> **WORK ORDER**
Write out the lines from the top of the material through the line with "Feed: 1 mol", exactly and with nothing added.

> **MATERIAL SHOWN**
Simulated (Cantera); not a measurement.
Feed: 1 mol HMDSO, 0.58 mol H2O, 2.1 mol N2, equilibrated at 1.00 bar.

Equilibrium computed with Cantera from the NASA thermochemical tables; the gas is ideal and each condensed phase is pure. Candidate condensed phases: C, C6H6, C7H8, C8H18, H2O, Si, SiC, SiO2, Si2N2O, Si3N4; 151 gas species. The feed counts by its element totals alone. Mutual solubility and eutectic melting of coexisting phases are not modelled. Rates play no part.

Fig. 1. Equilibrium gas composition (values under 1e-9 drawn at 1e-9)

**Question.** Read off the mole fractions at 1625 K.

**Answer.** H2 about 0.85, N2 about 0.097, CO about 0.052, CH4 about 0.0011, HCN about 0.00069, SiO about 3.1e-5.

> **ANSWER SPACE**
Simulated (Cantera); not a measurement.
Feed: 1 mol HMDSO, 0.58 mol H2O, 2.1 mol N2, equilibrated at 1.00 bar.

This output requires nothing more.